▶ **Entries shown**:
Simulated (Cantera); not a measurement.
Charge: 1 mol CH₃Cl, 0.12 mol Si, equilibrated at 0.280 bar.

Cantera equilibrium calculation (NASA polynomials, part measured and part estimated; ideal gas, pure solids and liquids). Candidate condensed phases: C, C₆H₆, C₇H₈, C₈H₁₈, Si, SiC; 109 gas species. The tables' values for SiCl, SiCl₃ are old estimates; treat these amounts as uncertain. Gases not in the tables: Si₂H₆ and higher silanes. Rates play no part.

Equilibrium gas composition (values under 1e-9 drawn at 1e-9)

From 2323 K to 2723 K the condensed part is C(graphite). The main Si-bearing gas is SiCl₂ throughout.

▶ **Activity**:
Take the records above and return, word for word, only the lines that fall from the line with "Charge: 1 mol" to the line with "Equilibrium gas composition", both of them included.

▶ **Response area**:
Charge: 1 mol CH₃Cl, 0.12 mol Si, equilibrated at 0.280 bar.

Cantera equilibrium calculation (NASA polynomials, part measured and part estimated; ideal gas, pure solids and liquids). Candidate condensed phases: C, C₆H₆, C₇H₈, C₈H₁₈, Si, SiC; 109 gas species. The tables' values for SiCl, SiCl₃ are old estimates; treat these amounts as uncertain. Gases not in the tables: Si₂H₆ and higher silanes. Rates play no part.

Equilibrium gas composition (values under 1e-9 drawn at 1e-9)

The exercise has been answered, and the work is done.